» Work order
All of the data below is to be copied again without changes.

↓
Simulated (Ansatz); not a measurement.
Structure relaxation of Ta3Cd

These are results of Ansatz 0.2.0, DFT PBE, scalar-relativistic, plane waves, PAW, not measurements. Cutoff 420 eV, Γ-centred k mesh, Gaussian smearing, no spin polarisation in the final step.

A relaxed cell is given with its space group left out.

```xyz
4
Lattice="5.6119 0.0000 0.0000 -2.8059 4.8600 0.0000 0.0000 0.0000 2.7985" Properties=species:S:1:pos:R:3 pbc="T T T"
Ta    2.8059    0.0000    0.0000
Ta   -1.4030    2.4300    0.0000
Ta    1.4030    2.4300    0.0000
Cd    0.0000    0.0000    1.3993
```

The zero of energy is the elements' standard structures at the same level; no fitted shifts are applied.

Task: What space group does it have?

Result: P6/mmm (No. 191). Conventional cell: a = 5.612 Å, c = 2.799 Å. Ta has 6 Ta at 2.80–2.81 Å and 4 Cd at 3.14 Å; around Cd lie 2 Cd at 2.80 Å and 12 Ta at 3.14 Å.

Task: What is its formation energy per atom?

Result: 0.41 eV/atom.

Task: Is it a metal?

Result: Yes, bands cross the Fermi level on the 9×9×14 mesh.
↑

» Response box
Simulated (Ansatz); not a measurement.
Structure relaxation of Ta3Cd

These are results of Ansatz 0.2.0, DFT PBE, scalar-relativistic, plane waves, PAW, not measurements. Cutoff 420 eV, Γ-centred k mesh, Gaussian smearing, no spin polarisation in the final step.

A relaxed cell is given with its space group left out.

```xyz
4
Lattice="5.6119 0.0000 0.0000 -2.8059 4.8600 0.0000 0.0000 0.0000 2.7985" Properties=species:S:1:pos:R:3 pbc="T T T"
Ta    2.8059    0.0000    0.0000
Ta   -1.4030    2.4300    0.0000
Ta    1.4030    2.4300    0.0000
Cd    0.0000    0.0000    1.3993
```

The zero of energy is the elements' standard structures at the same level; no fitted shifts are applied.

Task: What space group does it have?

Result: P6/mmm (No. 191). Conventional cell: a = 5.612 Å, c = 2.799 Å. Ta has 6 Ta at 2.80–2.81 Å and 4 Cd at 3.14 Å; around Cd lie 2 Cd at 2.80 Å and 12 Ta at 3.14 Å.

Task: What is its formation energy per atom?

Result: 0.41 eV/atom.

Task: Is it a metal?

Result: Yes, bands cross the Fermi level on the 9×9×14 mesh.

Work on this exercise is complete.